TASK ITEM => Quote every line of the material beneath this one.

╭──

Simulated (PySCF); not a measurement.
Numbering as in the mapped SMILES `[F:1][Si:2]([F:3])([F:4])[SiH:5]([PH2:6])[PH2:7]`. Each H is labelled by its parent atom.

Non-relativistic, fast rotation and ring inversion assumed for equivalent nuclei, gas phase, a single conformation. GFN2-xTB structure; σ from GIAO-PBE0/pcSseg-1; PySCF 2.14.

╰──

TASK ANSWER =>
Simulated (PySCF); not a measurement.
Numbering as in the mapped SMILES `[F:1][Si:2]([F:3])([F:4])[SiH:5]([PH2:6])[PH2:7]`. Each H is labelled by its parent atom.

Non-relativistic, fast rotation and ring inversion assumed for equivalent nuclei, gas phase, a single conformation. GFN2-xTB structure; σ from GIAO-PBE0/pcSseg-1; PySCF 2.14.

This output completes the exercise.